(Beginning of DATA TO EXAMINE)

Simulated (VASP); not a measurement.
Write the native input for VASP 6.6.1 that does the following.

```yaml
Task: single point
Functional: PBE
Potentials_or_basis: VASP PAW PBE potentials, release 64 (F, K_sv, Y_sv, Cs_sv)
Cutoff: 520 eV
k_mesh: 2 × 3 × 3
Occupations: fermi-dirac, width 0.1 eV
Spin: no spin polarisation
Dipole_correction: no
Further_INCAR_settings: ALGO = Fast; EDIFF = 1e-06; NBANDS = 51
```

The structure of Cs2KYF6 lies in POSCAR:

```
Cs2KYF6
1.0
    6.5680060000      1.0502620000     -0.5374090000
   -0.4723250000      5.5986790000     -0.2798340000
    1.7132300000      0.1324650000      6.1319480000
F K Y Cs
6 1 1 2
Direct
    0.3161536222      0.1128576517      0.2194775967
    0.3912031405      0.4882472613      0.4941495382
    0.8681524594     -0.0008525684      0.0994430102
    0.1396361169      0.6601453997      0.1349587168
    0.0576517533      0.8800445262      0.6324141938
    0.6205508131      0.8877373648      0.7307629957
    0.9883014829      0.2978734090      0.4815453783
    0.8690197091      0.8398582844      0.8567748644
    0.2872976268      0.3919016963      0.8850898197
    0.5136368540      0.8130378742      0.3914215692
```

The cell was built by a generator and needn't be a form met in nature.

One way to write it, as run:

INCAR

(End of DATA TO EXAMINE)

:: ASSIGNED TASK ::
Write out the entries in full, exactly as given.

:: SOLUTION ::
Simulated (VASP); not a measurement.
Write the native input for VASP 6.6.1 that does the following.

```yaml
Task: single point
Functional: PBE
Potentials_or_basis: VASP PAW PBE potentials, release 64 (F, K_sv, Y_sv, Cs_sv)
Cutoff: 520 eV
k_mesh: 2 × 3 × 3
Occupations: fermi-dirac, width 0.1 eV
Spin: no spin polarisation
Dipole_correction: no
Further_INCAR_settings: ALGO = Fast; EDIFF = 1e-06; NBANDS = 51
```

The structure of Cs2KYF6 lies in POSCAR:

```
Cs2KYF6
1.0
    6.5680060000      1.0502620000     -0.5374090000
   -0.4723250000      5.5986790000     -0.2798340000
    1.7132300000      0.1324650000      6.1319480000
F K Y Cs
6 1 1 2
Direct
    0.3161536222      0.1128576517      0.2194775967
    0.3912031405      0.4882472613      0.4941495382
    0.8681524594     -0.0008525684      0.0994430102
    0.1396361169      0.6601453997      0.1349587168
    0.0576517533      0.8800445262      0.6324141938
    0.6205508131      0.8877373648      0.7307629957
    0.9883014829      0.2978734090      0.4815453783
    0.8690197091      0.8398582844      0.8567748644
    0.2872976268      0.3919016963      0.8850898197
    0.5136368540      0.8130378742      0.3914215692
```

The cell was built by a generator and needn't be a form met in nature.

One way to write it, as run:

INCAR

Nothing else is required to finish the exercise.